Work task.
Transcribe the following records in full, exactly as shown.

----- Study material -----

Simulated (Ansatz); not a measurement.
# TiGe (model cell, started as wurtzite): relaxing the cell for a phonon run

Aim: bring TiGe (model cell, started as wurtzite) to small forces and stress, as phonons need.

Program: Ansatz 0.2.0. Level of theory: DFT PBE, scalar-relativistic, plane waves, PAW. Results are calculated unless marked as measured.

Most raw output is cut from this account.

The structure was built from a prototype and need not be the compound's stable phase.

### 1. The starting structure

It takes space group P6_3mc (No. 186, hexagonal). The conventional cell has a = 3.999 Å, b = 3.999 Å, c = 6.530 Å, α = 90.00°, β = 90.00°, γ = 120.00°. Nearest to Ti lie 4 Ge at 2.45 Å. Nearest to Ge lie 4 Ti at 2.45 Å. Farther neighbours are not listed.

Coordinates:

-----

Written solution.
Simulated (Ansatz); not a measurement.
# TiGe (model cell, started as wurtzite): relaxing the cell for a phonon run

Aim: bring TiGe (model cell, started as wurtzite) to small forces and stress, as phonons need.

Program: Ansatz 0.2.0. Level of theory: DFT PBE, scalar-relativistic, plane waves, PAW. Results are calculated unless marked as measured.

Most raw output is cut from this account.

The structure was built from a prototype and need not be the compound's stable phase.

### 1. The starting structure

It takes space group P6_3mc (No. 186, hexagonal). The conventional cell has a = 3.999 Å, b = 3.999 Å, c = 6.530 Å, α = 90.00°, β = 90.00°, γ = 120.00°. Nearest to Ti lie 4 Ge at 2.45 Å. Nearest to Ge lie 4 Ti at 2.45 Å. Farther neighbours are not listed.

Coordinates:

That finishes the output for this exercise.